__REQUIRED ACTION__. Write the data below out in full, exactly as it stands.

□ □ □ □ □
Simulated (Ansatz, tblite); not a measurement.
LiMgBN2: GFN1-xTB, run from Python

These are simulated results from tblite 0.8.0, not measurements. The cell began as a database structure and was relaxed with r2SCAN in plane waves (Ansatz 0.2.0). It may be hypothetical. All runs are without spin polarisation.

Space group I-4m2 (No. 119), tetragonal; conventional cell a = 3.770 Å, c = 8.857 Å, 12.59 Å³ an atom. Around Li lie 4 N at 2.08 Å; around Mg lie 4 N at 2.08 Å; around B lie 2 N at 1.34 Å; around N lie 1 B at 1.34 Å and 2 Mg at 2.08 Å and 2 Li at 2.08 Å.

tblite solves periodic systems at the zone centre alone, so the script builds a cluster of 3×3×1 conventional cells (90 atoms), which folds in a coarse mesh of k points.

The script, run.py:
□ □ □ □ □

__EXPECTED ANSWER__.
Simulated (Ansatz, tblite); not a measurement.
LiMgBN2: GFN1-xTB, run from Python

These are simulated results from tblite 0.8.0, not measurements. The cell began as a database structure and was relaxed with r2SCAN in plane waves (Ansatz 0.2.0). It may be hypothetical. All runs are without spin polarisation.

Space group I-4m2 (No. 119), tetragonal; conventional cell a = 3.770 Å, c = 8.857 Å, 12.59 Å³ an atom. Around Li lie 4 N at 2.08 Å; around Mg lie 4 N at 2.08 Å; around B lie 2 N at 1.34 Å; around N lie 1 B at 1.34 Å and 2 Mg at 2.08 Å and 2 Li at 2.08 Å.

tblite solves periodic systems at the zone centre alone, so the script builds a cluster of 3×3×1 conventional cells (90 atoms), which folds in a coarse mesh of k points.

The script, run.py:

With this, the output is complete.